## Available data
[Start of section]
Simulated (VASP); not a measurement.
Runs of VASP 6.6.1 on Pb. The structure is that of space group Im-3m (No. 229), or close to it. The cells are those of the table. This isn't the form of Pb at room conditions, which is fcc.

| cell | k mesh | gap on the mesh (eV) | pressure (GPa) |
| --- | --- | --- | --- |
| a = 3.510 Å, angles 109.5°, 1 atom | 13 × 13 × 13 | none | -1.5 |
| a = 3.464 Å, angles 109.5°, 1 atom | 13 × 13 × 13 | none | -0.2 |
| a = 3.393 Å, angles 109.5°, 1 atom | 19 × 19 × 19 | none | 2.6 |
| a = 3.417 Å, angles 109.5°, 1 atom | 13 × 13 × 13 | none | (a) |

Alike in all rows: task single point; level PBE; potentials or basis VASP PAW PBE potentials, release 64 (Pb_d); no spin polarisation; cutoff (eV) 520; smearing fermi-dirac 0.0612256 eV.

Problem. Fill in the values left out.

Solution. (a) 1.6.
[End of section]

## Exercise
Start with the line above that contains "Runs of VASP" and end with the line that contains "Problem. Fill in the values left out.". Write out those lines exactly, and only those.

## Reply
Runs of VASP 6.6.1 on Pb. The structure is that of space group Im-3m (No. 229), or close to it. The cells are those of the table. This isn't the form of Pb at room conditions, which is fcc.

| cell | k mesh | gap on the mesh (eV) | pressure (GPa) |
| --- | --- | --- | --- |
| a = 3.510 Å, angles 109.5°, 1 atom | 13 × 13 × 13 | none | -1.5 |
| a = 3.464 Å, angles 109.5°, 1 atom | 13 × 13 × 13 | none | -0.2 |
| a = 3.393 Å, angles 109.5°, 1 atom | 19 × 19 × 19 | none | 2.6 |
| a = 3.417 Å, angles 109.5°, 1 atom | 13 × 13 × 13 | none | (a) |

Alike in all rows: task single point; level PBE; potentials or basis VASP PAW PBE potentials, release 64 (Pb_d); no spin polarisation; cutoff (eV) 520; smearing fermi-dirac 0.0612256 eV.

Problem. Fill in the values left out.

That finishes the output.